-- Opening Marker --

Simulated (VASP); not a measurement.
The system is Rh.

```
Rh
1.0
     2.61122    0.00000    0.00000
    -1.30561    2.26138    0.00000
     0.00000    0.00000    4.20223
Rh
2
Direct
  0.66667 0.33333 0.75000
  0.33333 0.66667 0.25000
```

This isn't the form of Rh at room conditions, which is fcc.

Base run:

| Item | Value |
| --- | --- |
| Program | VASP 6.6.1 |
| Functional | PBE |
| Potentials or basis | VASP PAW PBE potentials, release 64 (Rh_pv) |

-- Closing Marker --

[WORK INSTRUCTION] Restate the full listing word for word, leaving out nothing.

[EXERCISE SOLUTION]
Simulated (VASP); not a measurement.
The system is Rh.

```
Rh
1.0
     2.61122    0.00000    0.00000
    -1.30561    2.26138    0.00000
     0.00000    0.00000    4.20223
Rh
2
Direct
  0.66667 0.33333 0.75000
  0.33333 0.66667 0.25000
```

This isn't the form of Rh at room conditions, which is fcc.

Base run:

| Item | Value |
| --- | --- |
| Program | VASP 6.6.1 |
| Functional | PBE |
| Potentials or basis | VASP PAW PBE potentials, release 64 (Rh_pv) |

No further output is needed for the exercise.